DATA UNDER STUDY
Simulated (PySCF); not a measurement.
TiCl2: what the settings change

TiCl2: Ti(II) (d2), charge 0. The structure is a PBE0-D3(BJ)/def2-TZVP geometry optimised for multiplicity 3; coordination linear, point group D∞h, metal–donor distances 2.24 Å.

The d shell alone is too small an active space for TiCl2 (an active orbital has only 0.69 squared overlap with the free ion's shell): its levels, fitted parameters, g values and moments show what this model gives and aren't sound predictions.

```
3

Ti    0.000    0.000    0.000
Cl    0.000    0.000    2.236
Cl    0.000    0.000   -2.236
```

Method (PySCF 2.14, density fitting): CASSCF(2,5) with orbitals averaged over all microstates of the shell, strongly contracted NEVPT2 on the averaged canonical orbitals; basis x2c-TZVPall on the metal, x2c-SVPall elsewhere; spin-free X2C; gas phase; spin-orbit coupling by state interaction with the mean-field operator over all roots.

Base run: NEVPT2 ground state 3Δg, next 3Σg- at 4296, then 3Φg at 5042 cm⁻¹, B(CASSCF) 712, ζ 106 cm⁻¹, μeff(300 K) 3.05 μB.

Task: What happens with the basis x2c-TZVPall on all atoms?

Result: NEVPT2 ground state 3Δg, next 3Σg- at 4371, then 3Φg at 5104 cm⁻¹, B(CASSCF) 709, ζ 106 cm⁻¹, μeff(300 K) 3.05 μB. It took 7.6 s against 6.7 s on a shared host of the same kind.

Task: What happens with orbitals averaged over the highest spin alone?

ACTION ITEM
Where the line holding "Task: What happens with the" appears in the listing above, start reproducing exactly, and end with the line holding "Result: NEVPT2 ground".

TASK OUTPUT
Task: What happens with the basis x2c-TZVPall on all atoms?

Result: NEVPT2 ground state 3Δg, next 3Σg- at 4371, then 3Φg at 5104 cm⁻¹, B(CASSCF) 709, ζ 106 cm⁻¹, μeff(300 K) 3.05 μB. It took 7.6 s against 6.7 s on a shared host of the same kind.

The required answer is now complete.